[[ Data section open ]]

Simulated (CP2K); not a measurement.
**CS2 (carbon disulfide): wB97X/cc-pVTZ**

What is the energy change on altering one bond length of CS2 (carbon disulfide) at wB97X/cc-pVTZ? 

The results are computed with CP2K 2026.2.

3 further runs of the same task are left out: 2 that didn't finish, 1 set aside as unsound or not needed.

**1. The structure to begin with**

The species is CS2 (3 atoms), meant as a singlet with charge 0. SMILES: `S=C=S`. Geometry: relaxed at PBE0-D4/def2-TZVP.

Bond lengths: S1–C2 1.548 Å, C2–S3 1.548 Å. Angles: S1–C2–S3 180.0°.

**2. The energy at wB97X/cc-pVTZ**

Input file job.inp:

[[ Data section closed ]]

◆ **Assigned task**
Restate the material exactly, from its opening line to its closing one.

◆ **Written answer**
Simulated (CP2K); not a measurement.
**CS2 (carbon disulfide): wB97X/cc-pVTZ**

What is the energy change on altering one bond length of CS2 (carbon disulfide) at wB97X/cc-pVTZ? 

The results are computed with CP2K 2026.2.

3 further runs of the same task are left out: 2 that didn't finish, 1 set aside as unsound or not needed.

**1. The structure to begin with**

The species is CS2 (3 atoms), meant as a singlet with charge 0. SMILES: `S=C=S`. Geometry: relaxed at PBE0-D4/def2-TZVP.

Bond lengths: S1–C2 1.548 Å, C2–S3 1.548 Å. Angles: S1–C2–S3 180.0°.

**2. The energy at wB97X/cc-pVTZ**

Input file job.inp:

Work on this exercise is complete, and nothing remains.